* [WORK INSTRUCTION]:
Stopping at the line that holds "Monoisotopic mass from", repeat the lines below exactly, starting from the very first and including that final line.

* [RAW DATA]:

++++++++

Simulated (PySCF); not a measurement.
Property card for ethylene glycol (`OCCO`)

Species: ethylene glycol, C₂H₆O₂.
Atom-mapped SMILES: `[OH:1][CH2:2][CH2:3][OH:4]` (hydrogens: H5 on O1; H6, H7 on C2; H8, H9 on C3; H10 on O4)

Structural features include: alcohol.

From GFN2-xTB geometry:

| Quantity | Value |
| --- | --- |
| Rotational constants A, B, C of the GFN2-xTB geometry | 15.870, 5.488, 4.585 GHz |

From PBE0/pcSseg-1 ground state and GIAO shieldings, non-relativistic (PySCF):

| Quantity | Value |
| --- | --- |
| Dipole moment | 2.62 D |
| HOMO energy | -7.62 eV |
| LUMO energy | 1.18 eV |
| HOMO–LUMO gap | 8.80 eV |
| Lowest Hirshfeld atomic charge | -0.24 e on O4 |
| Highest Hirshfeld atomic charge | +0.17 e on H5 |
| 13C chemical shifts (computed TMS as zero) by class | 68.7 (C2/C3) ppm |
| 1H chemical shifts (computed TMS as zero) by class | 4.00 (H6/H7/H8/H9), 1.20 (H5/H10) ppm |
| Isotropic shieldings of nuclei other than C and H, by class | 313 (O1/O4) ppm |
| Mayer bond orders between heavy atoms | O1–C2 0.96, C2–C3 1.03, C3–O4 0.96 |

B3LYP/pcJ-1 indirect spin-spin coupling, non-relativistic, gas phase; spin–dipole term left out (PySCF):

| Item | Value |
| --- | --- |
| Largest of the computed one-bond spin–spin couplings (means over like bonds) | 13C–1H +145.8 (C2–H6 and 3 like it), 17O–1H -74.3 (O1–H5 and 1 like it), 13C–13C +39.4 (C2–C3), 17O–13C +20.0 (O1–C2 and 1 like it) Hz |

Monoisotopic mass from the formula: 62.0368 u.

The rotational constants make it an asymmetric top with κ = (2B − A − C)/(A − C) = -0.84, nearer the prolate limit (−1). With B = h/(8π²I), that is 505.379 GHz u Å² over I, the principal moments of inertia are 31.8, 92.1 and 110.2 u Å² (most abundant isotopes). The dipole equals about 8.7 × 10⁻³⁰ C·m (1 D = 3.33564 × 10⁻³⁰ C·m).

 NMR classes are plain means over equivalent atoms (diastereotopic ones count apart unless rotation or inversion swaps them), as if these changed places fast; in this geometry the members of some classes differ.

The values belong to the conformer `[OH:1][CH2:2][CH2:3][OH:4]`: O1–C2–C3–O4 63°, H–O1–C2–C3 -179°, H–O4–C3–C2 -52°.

++++++++

* [RESPONSE AREA]:
Simulated (PySCF); not a measurement.
Property card for ethylene glycol (`OCCO`)

Species: ethylene glycol, C₂H₆O₂.
Atom-mapped SMILES: `[OH:1][CH2:2][CH2:3][OH:4]` (hydrogens: H5 on O1; H6, H7 on C2; H8, H9 on C3; H10 on O4)

Structural features include: alcohol.

From GFN2-xTB geometry:

| Quantity | Value |
| --- | --- |
| Rotational constants A, B, C of the GFN2-xTB geometry | 15.870, 5.488, 4.585 GHz |

From PBE0/pcSseg-1 ground state and GIAO shieldings, non-relativistic (PySCF):

| Quantity | Value |
| --- | --- |
| Dipole moment | 2.62 D |
| HOMO energy | -7.62 eV |
| LUMO energy | 1.18 eV |
| HOMO–LUMO gap | 8.80 eV |
| Lowest Hirshfeld atomic charge | -0.24 e on O4 |
| Highest Hirshfeld atomic charge | +0.17 e on H5 |
| 13C chemical shifts (computed TMS as zero) by class | 68.7 (C2/C3) ppm |
| 1H chemical shifts (computed TMS as zero) by class | 4.00 (H6/H7/H8/H9), 1.20 (H5/H10) ppm |
| Isotropic shieldings of nuclei other than C and H, by class | 313 (O1/O4) ppm |
| Mayer bond orders between heavy atoms | O1–C2 0.96, C2–C3 1.03, C3–O4 0.96 |

B3LYP/pcJ-1 indirect spin-spin coupling, non-relativistic, gas phase; spin–dipole term left out (PySCF):

| Item | Value |
| --- | --- |
| Largest of the computed one-bond spin–spin couplings (means over like bonds) | 13C–1H +145.8 (C2–H6 and 3 like it), 17O–1H -74.3 (O1–H5 and 1 like it), 13C–13C +39.4 (C2–C3), 17O–13C +20.0 (O1–C2 and 1 like it) Hz |

Monoisotopic mass from the formula: 62.0368 u.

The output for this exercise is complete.